### Data shown

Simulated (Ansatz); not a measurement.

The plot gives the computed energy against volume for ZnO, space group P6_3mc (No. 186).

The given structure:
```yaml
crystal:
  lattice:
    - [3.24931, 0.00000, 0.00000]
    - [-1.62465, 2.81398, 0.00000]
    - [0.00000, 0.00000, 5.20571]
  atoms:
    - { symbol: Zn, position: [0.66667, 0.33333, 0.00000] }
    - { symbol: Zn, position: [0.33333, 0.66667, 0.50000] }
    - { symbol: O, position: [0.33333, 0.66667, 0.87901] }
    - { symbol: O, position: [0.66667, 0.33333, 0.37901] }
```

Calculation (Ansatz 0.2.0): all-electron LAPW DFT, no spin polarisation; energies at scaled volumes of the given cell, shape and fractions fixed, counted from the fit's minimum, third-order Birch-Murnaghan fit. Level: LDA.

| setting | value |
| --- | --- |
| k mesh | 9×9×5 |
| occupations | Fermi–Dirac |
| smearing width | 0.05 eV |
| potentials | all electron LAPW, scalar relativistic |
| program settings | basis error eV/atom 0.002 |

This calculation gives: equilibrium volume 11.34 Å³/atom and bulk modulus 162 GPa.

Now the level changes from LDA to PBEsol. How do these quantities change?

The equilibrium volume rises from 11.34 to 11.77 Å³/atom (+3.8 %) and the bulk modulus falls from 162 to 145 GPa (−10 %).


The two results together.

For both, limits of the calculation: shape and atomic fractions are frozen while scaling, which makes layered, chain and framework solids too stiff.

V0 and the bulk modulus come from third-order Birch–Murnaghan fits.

######

Work instruction
Please reproduce exactly the lines above, beginning with the first and ending with the line that contains "For both, limits", and include nothing outside that range.

Exercise response
Simulated (Ansatz); not a measurement.

The plot gives the computed energy against volume for ZnO, space group P6_3mc (No. 186).

The given structure:
```yaml
crystal:
  lattice:
    - [3.24931, 0.00000, 0.00000]
    - [-1.62465, 2.81398, 0.00000]
    - [0.00000, 0.00000, 5.20571]
  atoms:
    - { symbol: Zn, position: [0.66667, 0.33333, 0.00000] }
    - { symbol: Zn, position: [0.33333, 0.66667, 0.50000] }
    - { symbol: O, position: [0.33333, 0.66667, 0.87901] }
    - { symbol: O, position: [0.66667, 0.33333, 0.37901] }
```

Calculation (Ansatz 0.2.0): all-electron LAPW DFT, no spin polarisation; energies at scaled volumes of the given cell, shape and fractions fixed, counted from the fit's minimum, third-order Birch-Murnaghan fit. Level: LDA.

| setting | value |
| --- | --- |
| k mesh | 9×9×5 |
| occupations | Fermi–Dirac |
| smearing width | 0.05 eV |
| potentials | all electron LAPW, scalar relativistic |
| program settings | basis error eV/atom 0.002 |

This calculation gives: equilibrium volume 11.34 Å³/atom and bulk modulus 162 GPa.

Now the level changes from LDA to PBEsol. How do these quantities change?

The equilibrium volume rises from 11.34 to 11.77 Å³/atom (+3.8 %) and the bulk modulus falls from 162 to 145 GPa (−10 %).


The two results together.

For both, limits of the calculation: shape and atomic fractions are frozen while scaling, which makes layered, chain and framework solids too stiff.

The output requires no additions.